Action item:
The listing that follows is to be repeated exactly.

+ + + +

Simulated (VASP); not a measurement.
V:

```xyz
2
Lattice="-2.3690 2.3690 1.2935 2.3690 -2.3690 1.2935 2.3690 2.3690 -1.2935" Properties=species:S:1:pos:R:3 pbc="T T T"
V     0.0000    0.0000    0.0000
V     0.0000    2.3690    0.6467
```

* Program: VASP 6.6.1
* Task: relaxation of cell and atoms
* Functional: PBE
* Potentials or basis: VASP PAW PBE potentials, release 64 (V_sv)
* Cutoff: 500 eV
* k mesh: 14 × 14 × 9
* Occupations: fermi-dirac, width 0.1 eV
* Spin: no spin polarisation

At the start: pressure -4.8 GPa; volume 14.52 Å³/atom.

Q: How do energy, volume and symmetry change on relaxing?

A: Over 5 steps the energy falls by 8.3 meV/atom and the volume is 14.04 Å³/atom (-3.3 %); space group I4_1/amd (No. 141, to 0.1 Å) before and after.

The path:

+ + + +

Written response:
Simulated (VASP); not a measurement.
V:

```xyz
2
Lattice="-2.3690 2.3690 1.2935 2.3690 -2.3690 1.2935 2.3690 2.3690 -1.2935" Properties=species:S:1:pos:R:3 pbc="T T T"
V     0.0000    0.0000    0.0000
V     0.0000    2.3690    0.6467
```

* Program: VASP 6.6.1
* Task: relaxation of cell and atoms
* Functional: PBE
* Potentials or basis: VASP PAW PBE potentials, release 64 (V_sv)
* Cutoff: 500 eV
* k mesh: 14 × 14 × 9
* Occupations: fermi-dirac, width 0.1 eV
* Spin: no spin polarisation

At the start: pressure -4.8 GPa; volume 14.52 Å³/atom.

Q: How do energy, volume and symmetry change on relaxing?

A: Over 5 steps the energy falls by 8.3 meV/atom and the volume is 14.04 Å³/atom (-3.3 %); space group I4_1/amd (No. 141, to 0.1 Å) before and after.

The path:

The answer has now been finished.